ASSIGNED TASK =>
Please print out every line of the material, unchanged.

GIVEN ENTRIES =>

···

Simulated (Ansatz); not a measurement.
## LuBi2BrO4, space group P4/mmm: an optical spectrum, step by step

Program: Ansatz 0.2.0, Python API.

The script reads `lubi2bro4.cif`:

···

PROBLEM SOLUTION =>
Simulated (Ansatz); not a measurement.
## LuBi2BrO4, space group P4/mmm: an optical spectrum, step by step

Program: Ansatz 0.2.0, Python API.

The script reads `lubi2bro4.cif`:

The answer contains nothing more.